Start of Block
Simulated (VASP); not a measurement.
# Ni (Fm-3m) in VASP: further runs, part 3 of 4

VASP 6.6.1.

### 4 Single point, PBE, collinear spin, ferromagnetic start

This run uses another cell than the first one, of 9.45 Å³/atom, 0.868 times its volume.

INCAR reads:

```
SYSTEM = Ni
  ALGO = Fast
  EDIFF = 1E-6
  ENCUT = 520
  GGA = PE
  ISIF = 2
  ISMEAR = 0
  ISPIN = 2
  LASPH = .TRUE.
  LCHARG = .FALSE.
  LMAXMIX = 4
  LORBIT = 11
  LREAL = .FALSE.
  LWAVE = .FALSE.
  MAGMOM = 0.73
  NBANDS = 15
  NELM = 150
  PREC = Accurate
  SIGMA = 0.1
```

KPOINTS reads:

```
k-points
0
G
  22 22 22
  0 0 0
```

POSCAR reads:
End of Block

- _REQUIREMENT_: Whatever appears in the data above is to be set down exactly.

- _RESULT_:
Simulated (VASP); not a measurement.
# Ni (Fm-3m) in VASP: further runs, part 3 of 4

VASP 6.6.1.

### 4 Single point, PBE, collinear spin, ferromagnetic start

This run uses another cell than the first one, of 9.45 Å³/atom, 0.868 times its volume.

INCAR reads:

```
SYSTEM = Ni
  ALGO = Fast
  EDIFF = 1E-6
  ENCUT = 520
  GGA = PE
  ISIF = 2
  ISMEAR = 0
  ISPIN = 2
  LASPH = .TRUE.
  LCHARG = .FALSE.
  LMAXMIX = 4
  LORBIT = 11
  LREAL = .FALSE.
  LWAVE = .FALSE.
  MAGMOM = 0.73
  NBANDS = 15
  NELM = 150
  PREC = Accurate
  SIGMA = 0.1
```

KPOINTS reads:

```
k-points
0
G
  22 22 22
  0 0 0
```

POSCAR reads:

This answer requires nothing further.